● Record extracts:
::::::::

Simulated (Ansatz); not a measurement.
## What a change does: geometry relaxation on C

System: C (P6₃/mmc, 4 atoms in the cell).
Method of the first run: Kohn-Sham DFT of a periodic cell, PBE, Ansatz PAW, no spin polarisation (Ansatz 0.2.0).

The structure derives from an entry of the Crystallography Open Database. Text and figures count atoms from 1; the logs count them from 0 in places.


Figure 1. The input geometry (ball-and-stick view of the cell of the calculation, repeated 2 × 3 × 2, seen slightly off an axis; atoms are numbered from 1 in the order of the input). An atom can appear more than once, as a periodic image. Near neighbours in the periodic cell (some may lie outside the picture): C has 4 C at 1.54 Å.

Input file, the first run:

::::::::

● Task item:
Write out the data a second time, exactly the same.

● Task answer:
Simulated (Ansatz); not a measurement.
## What a change does: geometry relaxation on C

System: C (P6₃/mmc, 4 atoms in the cell).
Method of the first run: Kohn-Sham DFT of a periodic cell, PBE, Ansatz PAW, no spin polarisation (Ansatz 0.2.0).

The structure derives from an entry of the Crystallography Open Database. Text and figures count atoms from 1; the logs count them from 0 in places.


Figure 1. The input geometry (ball-and-stick view of the cell of the calculation, repeated 2 × 3 × 2, seen slightly off an axis; atoms are numbered from 1 in the order of the input). An atom can appear more than once, as a periodic image. Near neighbours in the periodic cell (some may lie outside the picture): C has 4 C at 1.54 Å.

Input file, the first run:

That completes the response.